○ ○ ○ ○
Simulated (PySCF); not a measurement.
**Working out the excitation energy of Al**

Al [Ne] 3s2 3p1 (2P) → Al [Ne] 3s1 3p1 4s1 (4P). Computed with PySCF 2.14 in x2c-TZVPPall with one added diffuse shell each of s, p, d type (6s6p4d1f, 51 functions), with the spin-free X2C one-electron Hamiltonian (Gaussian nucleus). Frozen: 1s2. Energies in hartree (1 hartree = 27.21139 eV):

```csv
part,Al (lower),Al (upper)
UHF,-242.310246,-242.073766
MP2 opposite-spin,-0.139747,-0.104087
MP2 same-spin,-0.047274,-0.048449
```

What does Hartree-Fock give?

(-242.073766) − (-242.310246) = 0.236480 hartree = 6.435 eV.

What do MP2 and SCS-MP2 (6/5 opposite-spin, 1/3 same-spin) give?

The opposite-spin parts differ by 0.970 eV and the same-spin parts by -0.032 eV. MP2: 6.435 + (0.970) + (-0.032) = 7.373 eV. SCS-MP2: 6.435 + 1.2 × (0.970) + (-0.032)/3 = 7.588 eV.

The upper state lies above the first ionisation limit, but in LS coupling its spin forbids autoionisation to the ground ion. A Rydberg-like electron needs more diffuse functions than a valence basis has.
○ ○ ○ ○

> [Action item] Retype, exactly as written, everything from the first line of the data above through the line containing "The opposite-spin parts". Nothing else should appear.

> [Your response]
Simulated (PySCF); not a measurement.
**Working out the excitation energy of Al**

Al [Ne] 3s2 3p1 (2P) → Al [Ne] 3s1 3p1 4s1 (4P). Computed with PySCF 2.14 in x2c-TZVPPall with one added diffuse shell each of s, p, d type (6s6p4d1f, 51 functions), with the spin-free X2C one-electron Hamiltonian (Gaussian nucleus). Frozen: 1s2. Energies in hartree (1 hartree = 27.21139 eV):

```csv
part,Al (lower),Al (upper)
UHF,-242.310246,-242.073766
MP2 opposite-spin,-0.139747,-0.104087
MP2 same-spin,-0.047274,-0.048449
```

What does Hartree-Fock give?

(-242.073766) − (-242.310246) = 0.236480 hartree = 6.435 eV.

What do MP2 and SCS-MP2 (6/5 opposite-spin, 1/3 same-spin) give?

The opposite-spin parts differ by 0.970 eV and the same-spin parts by -0.032 eV. MP2: 6.435 + (0.970) + (-0.032) = 7.373 eV. SCS-MP2: 6.435 + 1.2 × (0.970) + (-0.032)/3 = 7.588 eV.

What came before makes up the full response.